=== LISTED RECORDS ===

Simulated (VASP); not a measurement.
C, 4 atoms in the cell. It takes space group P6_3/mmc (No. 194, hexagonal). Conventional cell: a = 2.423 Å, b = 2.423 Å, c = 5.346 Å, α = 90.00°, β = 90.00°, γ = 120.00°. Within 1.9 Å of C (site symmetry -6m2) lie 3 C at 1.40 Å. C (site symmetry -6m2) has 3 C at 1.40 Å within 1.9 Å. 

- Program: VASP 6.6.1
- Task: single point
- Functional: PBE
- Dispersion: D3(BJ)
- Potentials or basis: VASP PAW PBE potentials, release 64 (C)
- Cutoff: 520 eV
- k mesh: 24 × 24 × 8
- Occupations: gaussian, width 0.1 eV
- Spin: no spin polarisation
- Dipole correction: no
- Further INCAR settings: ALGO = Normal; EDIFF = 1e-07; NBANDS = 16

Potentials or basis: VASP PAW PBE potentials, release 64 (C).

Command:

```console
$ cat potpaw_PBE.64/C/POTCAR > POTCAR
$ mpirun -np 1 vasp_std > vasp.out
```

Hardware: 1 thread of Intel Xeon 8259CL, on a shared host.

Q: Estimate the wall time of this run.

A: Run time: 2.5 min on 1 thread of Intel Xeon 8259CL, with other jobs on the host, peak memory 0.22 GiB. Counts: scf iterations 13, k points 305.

===

**ASSIGNED TASK**
Looking at the data above, return every line from the one with "- Task: single point" down to the one with "Q: Estimate the wall time of this run.", exactly and inclusively.

**SOLUTION**
- Task: single point
- Functional: PBE
- Dispersion: D3(BJ)
- Potentials or basis: VASP PAW PBE potentials, release 64 (C)
- Cutoff: 520 eV
- k mesh: 24 × 24 × 8
- Occupations: gaussian, width 0.1 eV
- Spin: no spin polarisation
- Dipole correction: no
- Further INCAR settings: ALGO = Normal; EDIFF = 1e-07; NBANDS = 16

Potentials or basis: VASP PAW PBE potentials, release 64 (C).

Command:

```console
$ cat potpaw_PBE.64/C/POTCAR > POTCAR
$ mpirun -np 1 vasp_std > vasp.out
```

Hardware: 1 thread of Intel Xeon 8259CL, on a shared host.

Q: Estimate the wall time of this run.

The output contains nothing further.